> [WORK ORDER]: Word for word, please restate the lines from the beginning of the data through the line in which "Mulliken values and" appears.

(SOURCE INFORMATION begins)
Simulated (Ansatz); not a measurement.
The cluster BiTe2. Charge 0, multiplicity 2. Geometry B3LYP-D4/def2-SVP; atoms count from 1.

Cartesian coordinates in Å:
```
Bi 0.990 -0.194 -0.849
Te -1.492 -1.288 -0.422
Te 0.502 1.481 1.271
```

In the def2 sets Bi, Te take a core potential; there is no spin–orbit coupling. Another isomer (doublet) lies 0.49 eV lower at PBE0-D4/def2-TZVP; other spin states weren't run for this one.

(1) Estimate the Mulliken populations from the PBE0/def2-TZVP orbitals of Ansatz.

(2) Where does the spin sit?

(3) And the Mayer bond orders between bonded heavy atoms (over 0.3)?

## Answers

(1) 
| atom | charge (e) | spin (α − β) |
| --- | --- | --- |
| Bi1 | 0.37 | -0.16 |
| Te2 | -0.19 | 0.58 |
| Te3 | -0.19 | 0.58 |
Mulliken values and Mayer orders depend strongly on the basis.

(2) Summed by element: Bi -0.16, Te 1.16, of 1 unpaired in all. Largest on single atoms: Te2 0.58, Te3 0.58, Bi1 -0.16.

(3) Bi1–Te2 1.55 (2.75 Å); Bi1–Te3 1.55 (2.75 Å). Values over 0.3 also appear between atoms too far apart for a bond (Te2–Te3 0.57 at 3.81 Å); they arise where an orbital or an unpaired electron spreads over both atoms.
(SOURCE INFORMATION ends)

> [ANSWER AREA]:
Simulated (Ansatz); not a measurement.
The cluster BiTe2. Charge 0, multiplicity 2. Geometry B3LYP-D4/def2-SVP; atoms count from 1.

Cartesian coordinates in Å:
```
Bi 0.990 -0.194 -0.849
Te -1.492 -1.288 -0.422
Te 0.502 1.481 1.271
```

In the def2 sets Bi, Te take a core potential; there is no spin–orbit coupling. Another isomer (doublet) lies 0.49 eV lower at PBE0-D4/def2-TZVP; other spin states weren't run for this one.

(1) Estimate the Mulliken populations from the PBE0/def2-TZVP orbitals of Ansatz.

(2) Where does the spin sit?

(3) And the Mayer bond orders between bonded heavy atoms (over 0.3)?

## Answers

(1) 
| atom | charge (e) | spin (α − β) |
| --- | --- | --- |
| Bi1 | 0.37 | -0.16 |
| Te2 | -0.19 | 0.58 |
| Te3 | -0.19 | 0.58 |
Mulliken values and Mayer orders depend strongly on the basis.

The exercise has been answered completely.